■ WORK REQUEST: Give back exactly the stretch of data below from the line holding "Energy and stress" through the line holding "3 ionic steps.", both ends included, and leave the remaining lines out.

■ MATERIAL SHOWN:
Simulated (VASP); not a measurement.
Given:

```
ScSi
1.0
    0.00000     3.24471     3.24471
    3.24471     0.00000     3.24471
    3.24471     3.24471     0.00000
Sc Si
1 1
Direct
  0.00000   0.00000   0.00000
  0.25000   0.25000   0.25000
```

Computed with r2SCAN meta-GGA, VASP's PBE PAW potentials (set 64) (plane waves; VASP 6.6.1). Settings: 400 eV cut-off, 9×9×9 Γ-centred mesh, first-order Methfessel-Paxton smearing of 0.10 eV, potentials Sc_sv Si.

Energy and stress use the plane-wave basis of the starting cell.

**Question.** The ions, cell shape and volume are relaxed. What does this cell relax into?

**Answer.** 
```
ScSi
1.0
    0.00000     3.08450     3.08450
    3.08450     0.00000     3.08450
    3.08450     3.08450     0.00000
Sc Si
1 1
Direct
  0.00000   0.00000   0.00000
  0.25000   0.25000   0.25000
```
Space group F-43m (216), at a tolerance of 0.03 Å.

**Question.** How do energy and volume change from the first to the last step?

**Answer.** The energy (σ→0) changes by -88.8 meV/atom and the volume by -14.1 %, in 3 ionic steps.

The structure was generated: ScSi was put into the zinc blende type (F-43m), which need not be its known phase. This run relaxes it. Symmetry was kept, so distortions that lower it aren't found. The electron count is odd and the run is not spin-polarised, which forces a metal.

■ RESULT:
Energy and stress use the plane-wave basis of the starting cell.

**Question.** The ions, cell shape and volume are relaxed. What does this cell relax into?

**Answer.** 
```
ScSi
1.0
    0.00000     3.08450     3.08450
    3.08450     0.00000     3.08450
    3.08450     3.08450     0.00000
Sc Si
1 1
Direct
  0.00000   0.00000   0.00000
  0.25000   0.25000   0.25000
```
Space group F-43m (216), at a tolerance of 0.03 Å.

**Question.** How do energy and volume change from the first to the last step?

**Answer.** The energy (σ→0) changes by -88.8 meV/atom and the volume by -14.1 %, in 3 ionic steps.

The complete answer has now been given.